**Assigned task**
Provide a verbatim copy of the data below.

**Recorded information**
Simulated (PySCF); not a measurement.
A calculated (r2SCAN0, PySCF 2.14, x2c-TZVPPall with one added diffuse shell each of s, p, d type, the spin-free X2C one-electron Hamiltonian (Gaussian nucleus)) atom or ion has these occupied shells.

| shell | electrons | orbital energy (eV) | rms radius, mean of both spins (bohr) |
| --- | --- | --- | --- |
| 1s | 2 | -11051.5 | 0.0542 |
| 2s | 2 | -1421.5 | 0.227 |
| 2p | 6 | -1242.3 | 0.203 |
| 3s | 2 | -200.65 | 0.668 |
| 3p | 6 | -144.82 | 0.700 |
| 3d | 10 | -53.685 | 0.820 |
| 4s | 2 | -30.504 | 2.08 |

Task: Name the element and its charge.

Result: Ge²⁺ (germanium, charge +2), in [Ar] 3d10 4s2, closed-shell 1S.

**Worked solution**
Simulated (PySCF); not a measurement.
A calculated (r2SCAN0, PySCF 2.14, x2c-TZVPPall with one added diffuse shell each of s, p, d type, the spin-free X2C one-electron Hamiltonian (Gaussian nucleus)) atom or ion has these occupied shells.

| shell | electrons | orbital energy (eV) | rms radius, mean of both spins (bohr) |
| --- | --- | --- | --- |
| 1s | 2 | -11051.5 | 0.0542 |
| 2s | 2 | -1421.5 | 0.227 |
| 2p | 6 | -1242.3 | 0.203 |
| 3s | 2 | -200.65 | 0.668 |
| 3p | 6 | -144.82 | 0.700 |
| 3d | 10 | -53.685 | 0.820 |
| 4s | 2 | -30.504 | 2.08 |

Task: Name the element and its charge.

Result: Ge²⁺ (germanium, charge +2), in [Ar] 3d10 4s2, closed-shell 1S.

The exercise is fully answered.